- _SUPPLIED DATA_
+-------+

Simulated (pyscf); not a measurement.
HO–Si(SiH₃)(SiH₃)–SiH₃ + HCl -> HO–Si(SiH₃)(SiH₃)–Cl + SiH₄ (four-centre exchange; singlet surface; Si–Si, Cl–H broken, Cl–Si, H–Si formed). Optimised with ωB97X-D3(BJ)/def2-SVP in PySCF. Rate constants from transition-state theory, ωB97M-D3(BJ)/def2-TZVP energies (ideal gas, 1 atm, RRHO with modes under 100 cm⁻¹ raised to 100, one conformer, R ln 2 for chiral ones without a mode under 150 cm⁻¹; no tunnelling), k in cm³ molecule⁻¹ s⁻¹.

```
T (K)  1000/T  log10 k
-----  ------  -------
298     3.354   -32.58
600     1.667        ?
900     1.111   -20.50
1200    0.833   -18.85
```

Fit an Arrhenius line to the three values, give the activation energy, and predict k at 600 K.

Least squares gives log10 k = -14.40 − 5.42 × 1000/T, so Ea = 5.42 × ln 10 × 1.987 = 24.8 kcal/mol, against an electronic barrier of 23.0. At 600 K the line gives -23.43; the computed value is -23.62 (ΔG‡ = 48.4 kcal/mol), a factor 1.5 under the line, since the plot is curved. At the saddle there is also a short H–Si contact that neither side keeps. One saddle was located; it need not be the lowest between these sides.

+-------+

Return the entries above word for word.

Simulated (pyscf); not a measurement.
HO–Si(SiH₃)(SiH₃)–SiH₃ + HCl -> HO–Si(SiH₃)(SiH₃)–Cl + SiH₄ (four-centre exchange; singlet surface; Si–Si, Cl–H broken, Cl–Si, H–Si formed). Optimised with ωB97X-D3(BJ)/def2-SVP in PySCF. Rate constants from transition-state theory, ωB97M-D3(BJ)/def2-TZVP energies (ideal gas, 1 atm, RRHO with modes under 100 cm⁻¹ raised to 100, one conformer, R ln 2 for chiral ones without a mode under 150 cm⁻¹; no tunnelling), k in cm³ molecule⁻¹ s⁻¹.

```
T (K)  1000/T  log10 k
-----  ------  -------
298     3.354   -32.58
600     1.667        ?
900     1.111   -20.50
1200    0.833   -18.85
```

Fit an Arrhenius line to the three values, give the activation energy, and predict k at 600 K.

Least squares gives log10 k = -14.40 − 5.42 × 1000/T, so Ea = 5.42 × ln 10 × 1.987 = 24.8 kcal/mol, against an electronic barrier of 23.0. At 600 K the line gives -23.43; the computed value is -23.62 (ΔG‡ = 48.4 kcal/mol), a factor 1.5 under the line, since the plot is curved. At the saddle there is also a short H–Si contact that neither side keeps. One saddle was located; it need not be the lowest between these sides.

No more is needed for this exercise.